[EXTRACTED MATERIAL]
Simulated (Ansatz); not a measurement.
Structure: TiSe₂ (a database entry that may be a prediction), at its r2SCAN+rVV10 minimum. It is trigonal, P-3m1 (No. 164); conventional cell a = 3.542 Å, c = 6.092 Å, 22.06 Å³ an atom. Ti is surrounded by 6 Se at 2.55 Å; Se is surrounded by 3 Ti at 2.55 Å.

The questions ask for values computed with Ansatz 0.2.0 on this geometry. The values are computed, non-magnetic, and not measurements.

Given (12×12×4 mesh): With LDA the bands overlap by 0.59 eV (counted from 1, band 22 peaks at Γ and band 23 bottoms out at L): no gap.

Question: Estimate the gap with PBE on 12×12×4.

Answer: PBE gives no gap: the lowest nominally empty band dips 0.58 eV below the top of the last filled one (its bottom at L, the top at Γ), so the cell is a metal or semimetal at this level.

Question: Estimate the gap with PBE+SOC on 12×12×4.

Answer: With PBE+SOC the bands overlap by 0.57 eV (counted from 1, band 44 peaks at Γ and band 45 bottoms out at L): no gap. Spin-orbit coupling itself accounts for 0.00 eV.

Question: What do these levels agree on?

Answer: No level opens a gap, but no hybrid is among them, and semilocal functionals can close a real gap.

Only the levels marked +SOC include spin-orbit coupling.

[WORK TASK]
Repeat the data in full. Nothing may be dropped or altered.

[YOUR SOLUTION]
Simulated (Ansatz); not a measurement.
Structure: TiSe₂ (a database entry that may be a prediction), at its r2SCAN+rVV10 minimum. It is trigonal, P-3m1 (No. 164); conventional cell a = 3.542 Å, c = 6.092 Å, 22.06 Å³ an atom. Ti is surrounded by 6 Se at 2.55 Å; Se is surrounded by 3 Ti at 2.55 Å.

The questions ask for values computed with Ansatz 0.2.0 on this geometry. The values are computed, non-magnetic, and not measurements.

Given (12×12×4 mesh): With LDA the bands overlap by 0.59 eV (counted from 1, band 22 peaks at Γ and band 23 bottoms out at L): no gap.

Question: Estimate the gap with PBE on 12×12×4.

Answer: PBE gives no gap: the lowest nominally empty band dips 0.58 eV below the top of the last filled one (its bottom at L, the top at Γ), so the cell is a metal or semimetal at this level.

Question: Estimate the gap with PBE+SOC on 12×12×4.

Answer: With PBE+SOC the bands overlap by 0.57 eV (counted from 1, band 44 peaks at Γ and band 45 bottoms out at L): no gap. Spin-orbit coupling itself accounts for 0.00 eV.

Question: What do these levels agree on?

Answer: No level opens a gap, but no hybrid is among them, and semilocal functionals can close a real gap.

Only the levels marked +SOC include spin-orbit coupling.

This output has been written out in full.